Work instruction: Find the line with "All numbers are" and the line with "It takes space" in the entries below; output exactly those two lines, every line between them, and no others.

Listed entries:
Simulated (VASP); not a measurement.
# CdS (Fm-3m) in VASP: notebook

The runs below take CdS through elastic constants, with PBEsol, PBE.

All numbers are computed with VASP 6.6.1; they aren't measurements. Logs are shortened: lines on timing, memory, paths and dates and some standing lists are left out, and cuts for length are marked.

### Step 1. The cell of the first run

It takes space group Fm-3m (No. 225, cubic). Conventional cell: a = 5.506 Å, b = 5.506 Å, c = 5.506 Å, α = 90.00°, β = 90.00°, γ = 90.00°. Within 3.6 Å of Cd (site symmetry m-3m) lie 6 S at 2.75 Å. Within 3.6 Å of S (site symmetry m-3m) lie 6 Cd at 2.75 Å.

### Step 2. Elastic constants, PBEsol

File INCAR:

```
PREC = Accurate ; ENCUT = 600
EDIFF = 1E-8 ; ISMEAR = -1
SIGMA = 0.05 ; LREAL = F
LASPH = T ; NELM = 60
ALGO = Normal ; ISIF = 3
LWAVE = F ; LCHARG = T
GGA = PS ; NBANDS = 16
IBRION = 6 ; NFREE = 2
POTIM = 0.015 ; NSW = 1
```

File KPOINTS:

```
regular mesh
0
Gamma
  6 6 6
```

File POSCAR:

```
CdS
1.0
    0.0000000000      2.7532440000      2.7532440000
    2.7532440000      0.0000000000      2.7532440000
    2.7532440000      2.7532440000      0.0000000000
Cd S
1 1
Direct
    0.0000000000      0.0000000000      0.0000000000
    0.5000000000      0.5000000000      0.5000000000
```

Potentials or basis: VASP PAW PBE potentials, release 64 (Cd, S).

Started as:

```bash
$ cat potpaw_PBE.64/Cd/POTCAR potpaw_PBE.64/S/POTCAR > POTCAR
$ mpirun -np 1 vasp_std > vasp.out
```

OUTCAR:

Task result:
All numbers are computed with VASP 6.6.1; they aren't measurements. Logs are shortened: lines on timing, memory, paths and dates and some standing lists are left out, and cuts for length are marked.

### Step 1. The cell of the first run

It takes space group Fm-3m (No. 225, cubic). Conventional cell: a = 5.506 Å, b = 5.506 Å, c = 5.506 Å, α = 90.00°, β = 90.00°, γ = 90.00°. Within 3.6 Å of Cd (site symmetry m-3m) lie 6 S at 2.75 Å. Within 3.6 Å of S (site symmetry m-3m) lie 6 Cd at 2.75 Å.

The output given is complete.